◆ **Assignment**: The first line of the entries below, the line containing "The steps change", and every line between them should be repeated exactly, and nothing else.

[[ Data for analysis open ]]
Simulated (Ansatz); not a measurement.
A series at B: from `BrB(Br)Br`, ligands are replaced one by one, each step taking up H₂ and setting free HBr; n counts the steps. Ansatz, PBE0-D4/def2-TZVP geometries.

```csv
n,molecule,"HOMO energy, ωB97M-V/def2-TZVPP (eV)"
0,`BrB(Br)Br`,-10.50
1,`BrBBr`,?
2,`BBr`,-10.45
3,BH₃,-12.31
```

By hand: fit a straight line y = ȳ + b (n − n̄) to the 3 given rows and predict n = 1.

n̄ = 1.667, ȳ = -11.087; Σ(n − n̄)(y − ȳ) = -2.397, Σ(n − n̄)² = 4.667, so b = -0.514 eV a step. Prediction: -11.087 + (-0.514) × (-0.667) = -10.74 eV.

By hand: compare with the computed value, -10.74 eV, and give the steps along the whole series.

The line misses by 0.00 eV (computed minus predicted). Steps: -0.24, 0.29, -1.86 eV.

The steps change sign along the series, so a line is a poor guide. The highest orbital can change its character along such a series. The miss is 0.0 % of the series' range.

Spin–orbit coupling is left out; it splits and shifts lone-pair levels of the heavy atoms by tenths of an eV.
[[ Data for analysis closed ]]

◆ **Answer section**:
Simulated (Ansatz); not a measurement.
A series at B: from `BrB(Br)Br`, ligands are replaced one by one, each step taking up H₂ and setting free HBr; n counts the steps. Ansatz, PBE0-D4/def2-TZVP geometries.

```csv
n,molecule,"HOMO energy, ωB97M-V/def2-TZVPP (eV)"
0,`BrB(Br)Br`,-10.50
1,`BrBBr`,?
2,`BBr`,-10.45
3,BH₃,-12.31
```

By hand: fit a straight line y = ȳ + b (n − n̄) to the 3 given rows and predict n = 1.

n̄ = 1.667, ȳ = -11.087; Σ(n − n̄)(y − ȳ) = -2.397, Σ(n − n̄)² = 4.667, so b = -0.514 eV a step. Prediction: -11.087 + (-0.514) × (-0.667) = -10.74 eV.

By hand: compare with the computed value, -10.74 eV, and give the steps along the whole series.

The line misses by 0.00 eV (computed minus predicted). Steps: -0.24, 0.29, -1.86 eV.

The steps change sign along the series, so a line is a poor guide. The highest orbital can change its character along such a series. The miss is 0.0 % of the series' range.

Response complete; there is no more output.